* [Supplied records]
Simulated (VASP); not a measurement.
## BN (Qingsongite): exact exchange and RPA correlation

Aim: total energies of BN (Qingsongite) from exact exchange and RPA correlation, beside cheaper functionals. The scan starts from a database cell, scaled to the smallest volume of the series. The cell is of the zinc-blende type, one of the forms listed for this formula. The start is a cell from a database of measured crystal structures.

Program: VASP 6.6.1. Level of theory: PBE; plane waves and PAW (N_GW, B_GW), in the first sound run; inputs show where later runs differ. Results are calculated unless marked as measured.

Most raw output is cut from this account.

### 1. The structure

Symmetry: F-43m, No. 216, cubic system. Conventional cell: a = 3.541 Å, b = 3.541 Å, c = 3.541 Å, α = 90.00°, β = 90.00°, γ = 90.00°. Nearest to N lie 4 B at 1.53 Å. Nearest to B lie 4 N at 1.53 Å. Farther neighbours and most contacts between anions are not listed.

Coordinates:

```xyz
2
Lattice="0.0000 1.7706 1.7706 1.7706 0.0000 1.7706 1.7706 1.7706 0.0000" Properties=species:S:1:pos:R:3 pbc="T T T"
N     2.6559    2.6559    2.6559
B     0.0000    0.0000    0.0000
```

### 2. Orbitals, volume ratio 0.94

* [Work request] Begin with the top line of the material and go as far as the line with "### 1. The structure". Set down those lines exactly, both ends included, and nothing more.

* [Your solution]
Simulated (VASP); not a measurement.
## BN (Qingsongite): exact exchange and RPA correlation

Aim: total energies of BN (Qingsongite) from exact exchange and RPA correlation, beside cheaper functionals. The scan starts from a database cell, scaled to the smallest volume of the series. The cell is of the zinc-blende type, one of the forms listed for this formula. The start is a cell from a database of measured crystal structures.

Program: VASP 6.6.1. Level of theory: PBE; plane waves and PAW (N_GW, B_GW), in the first sound run; inputs show where later runs differ. Results are calculated unless marked as measured.

Most raw output is cut from this account.

### 1. The structure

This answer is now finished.